*-*-*
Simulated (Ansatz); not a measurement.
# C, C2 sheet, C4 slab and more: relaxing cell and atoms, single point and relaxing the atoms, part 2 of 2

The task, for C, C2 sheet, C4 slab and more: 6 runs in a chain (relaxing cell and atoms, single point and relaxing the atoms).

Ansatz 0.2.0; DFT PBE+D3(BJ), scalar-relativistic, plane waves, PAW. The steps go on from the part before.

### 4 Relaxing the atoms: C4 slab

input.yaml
*-*-*

**Work instruction**
What is needed is an exact copy of the entries from their first line down to the line with "### 4 Relaxing the atoms: C4 slab", that line included, and nothing beyond it.

**Result**
Simulated (Ansatz); not a measurement.
# C, C2 sheet, C4 slab and more: relaxing cell and atoms, single point and relaxing the atoms, part 2 of 2

The task, for C, C2 sheet, C4 slab and more: 6 runs in a chain (relaxing cell and atoms, single point and relaxing the atoms).

Ansatz 0.2.0; DFT PBE+D3(BJ), scalar-relativistic, plane waves, PAW. The steps go on from the part before.

### 4 Relaxing the atoms: C4 slab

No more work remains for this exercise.